Information given
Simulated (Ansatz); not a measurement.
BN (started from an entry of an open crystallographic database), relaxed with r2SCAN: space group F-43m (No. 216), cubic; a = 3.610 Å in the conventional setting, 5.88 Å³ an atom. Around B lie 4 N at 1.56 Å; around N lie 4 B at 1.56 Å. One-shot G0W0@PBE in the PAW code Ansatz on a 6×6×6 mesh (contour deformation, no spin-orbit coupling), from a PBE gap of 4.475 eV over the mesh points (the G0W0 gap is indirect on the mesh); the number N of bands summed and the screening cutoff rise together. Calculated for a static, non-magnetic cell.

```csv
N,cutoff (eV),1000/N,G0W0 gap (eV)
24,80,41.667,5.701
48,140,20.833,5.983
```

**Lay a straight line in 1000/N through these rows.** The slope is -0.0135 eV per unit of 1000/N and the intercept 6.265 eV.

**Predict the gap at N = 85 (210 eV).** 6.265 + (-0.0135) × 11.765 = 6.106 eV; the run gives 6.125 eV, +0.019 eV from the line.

Work item
Every record must be transcribed exactly, with no line skipped.

Answer box
Simulated (Ansatz); not a measurement.
BN (started from an entry of an open crystallographic database), relaxed with r2SCAN: space group F-43m (No. 216), cubic; a = 3.610 Å in the conventional setting, 5.88 Å³ an atom. Around B lie 4 N at 1.56 Å; around N lie 4 B at 1.56 Å. One-shot G0W0@PBE in the PAW code Ansatz on a 6×6×6 mesh (contour deformation, no spin-orbit coupling), from a PBE gap of 4.475 eV over the mesh points (the G0W0 gap is indirect on the mesh); the number N of bands summed and the screening cutoff rise together. Calculated for a static, non-magnetic cell.

```csv
N,cutoff (eV),1000/N,G0W0 gap (eV)
24,80,41.667,5.701
48,140,20.833,5.983
```

**Lay a straight line in 1000/N through these rows.** The slope is -0.0135 eV per unit of 1000/N and the intercept 6.265 eV.

**Predict the gap at N = 85 (210 eV).** 6.265 + (-0.0135) × 11.765 = 6.106 eV; the run gives 6.125 eV, +0.019 eV from the line.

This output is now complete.